Data records »
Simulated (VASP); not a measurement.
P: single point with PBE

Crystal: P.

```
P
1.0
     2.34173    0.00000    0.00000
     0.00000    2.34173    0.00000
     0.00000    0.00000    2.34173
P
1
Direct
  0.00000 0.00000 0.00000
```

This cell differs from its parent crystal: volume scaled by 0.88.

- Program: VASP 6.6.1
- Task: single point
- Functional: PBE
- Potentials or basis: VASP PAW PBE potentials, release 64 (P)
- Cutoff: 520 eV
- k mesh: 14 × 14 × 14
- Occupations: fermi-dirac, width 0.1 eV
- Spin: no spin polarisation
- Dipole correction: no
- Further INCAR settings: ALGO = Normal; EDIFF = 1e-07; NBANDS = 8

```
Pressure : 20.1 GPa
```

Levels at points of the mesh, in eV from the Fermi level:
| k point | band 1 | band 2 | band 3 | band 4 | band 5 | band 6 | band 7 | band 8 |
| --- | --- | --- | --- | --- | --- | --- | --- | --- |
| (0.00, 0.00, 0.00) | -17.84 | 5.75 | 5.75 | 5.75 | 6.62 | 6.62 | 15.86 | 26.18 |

Task item » Look back at the entries above. Retype the line with "Crystal: P.", the line with "- Program: VASP 6.6.1", and all lines in between.

Task answer »
Crystal: P.

```
P
1.0
     2.34173    0.00000    0.00000
     0.00000    2.34173    0.00000
     0.00000    0.00000    2.34173
P
1
Direct
  0.00000 0.00000 0.00000
```

This cell differs from its parent crystal: volume scaled by 0.88.

- Program: VASP 6.6.1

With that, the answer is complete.